■ Requirement
Quote every line from the top of the listing down to and including the line that contains "Task: Which values does VASP return?".

-------- Supplied material --------
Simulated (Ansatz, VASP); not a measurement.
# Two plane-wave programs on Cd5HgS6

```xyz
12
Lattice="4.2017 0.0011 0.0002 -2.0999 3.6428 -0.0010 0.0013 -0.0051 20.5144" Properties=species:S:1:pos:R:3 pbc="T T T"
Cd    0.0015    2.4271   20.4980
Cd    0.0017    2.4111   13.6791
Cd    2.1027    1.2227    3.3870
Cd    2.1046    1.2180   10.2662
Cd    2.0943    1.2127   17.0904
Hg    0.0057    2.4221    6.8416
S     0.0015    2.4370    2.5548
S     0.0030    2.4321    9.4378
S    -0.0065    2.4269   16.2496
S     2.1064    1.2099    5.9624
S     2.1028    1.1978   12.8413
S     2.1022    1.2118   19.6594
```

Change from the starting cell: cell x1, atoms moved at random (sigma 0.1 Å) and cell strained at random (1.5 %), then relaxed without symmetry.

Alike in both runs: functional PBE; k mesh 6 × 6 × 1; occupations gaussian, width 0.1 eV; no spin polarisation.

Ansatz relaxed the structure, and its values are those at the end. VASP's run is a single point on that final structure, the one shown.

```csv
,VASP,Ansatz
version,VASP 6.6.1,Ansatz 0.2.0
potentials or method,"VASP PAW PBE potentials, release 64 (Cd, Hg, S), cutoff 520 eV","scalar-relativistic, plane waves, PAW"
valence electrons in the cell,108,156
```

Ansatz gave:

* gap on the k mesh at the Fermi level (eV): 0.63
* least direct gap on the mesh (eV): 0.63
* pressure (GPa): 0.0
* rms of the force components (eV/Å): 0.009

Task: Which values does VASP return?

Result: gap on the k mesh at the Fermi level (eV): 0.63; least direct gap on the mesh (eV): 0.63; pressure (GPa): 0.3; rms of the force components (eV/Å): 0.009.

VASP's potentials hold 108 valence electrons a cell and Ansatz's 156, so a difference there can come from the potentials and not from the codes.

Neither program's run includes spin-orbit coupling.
--------

■ Task answer
Simulated (Ansatz, VASP); not a measurement.
# Two plane-wave programs on Cd5HgS6

```xyz
12
Lattice="4.2017 0.0011 0.0002 -2.0999 3.6428 -0.0010 0.0013 -0.0051 20.5144" Properties=species:S:1:pos:R:3 pbc="T T T"
Cd    0.0015    2.4271   20.4980
Cd    0.0017    2.4111   13.6791
Cd    2.1027    1.2227    3.3870
Cd    2.1046    1.2180   10.2662
Cd    2.0943    1.2127   17.0904
Hg    0.0057    2.4221    6.8416
S     0.0015    2.4370    2.5548
S     0.0030    2.4321    9.4378
S    -0.0065    2.4269   16.2496
S     2.1064    1.2099    5.9624
S     2.1028    1.1978   12.8413
S     2.1022    1.2118   19.6594
```

Change from the starting cell: cell x1, atoms moved at random (sigma 0.1 Å) and cell strained at random (1.5 %), then relaxed without symmetry.

Alike in both runs: functional PBE; k mesh 6 × 6 × 1; occupations gaussian, width 0.1 eV; no spin polarisation.

Ansatz relaxed the structure, and its values are those at the end. VASP's run is a single point on that final structure, the one shown.

```csv
,VASP,Ansatz
version,VASP 6.6.1,Ansatz 0.2.0
potentials or method,"VASP PAW PBE potentials, release 64 (Cd, Hg, S), cutoff 520 eV","scalar-relativistic, plane waves, PAW"
valence electrons in the cell,108,156
```

Ansatz gave:

* gap on the k mesh at the Fermi level (eV): 0.63
* least direct gap on the mesh (eV): 0.63
* pressure (GPa): 0.0
* rms of the force components (eV/Å): 0.009

Task: Which values does VASP return?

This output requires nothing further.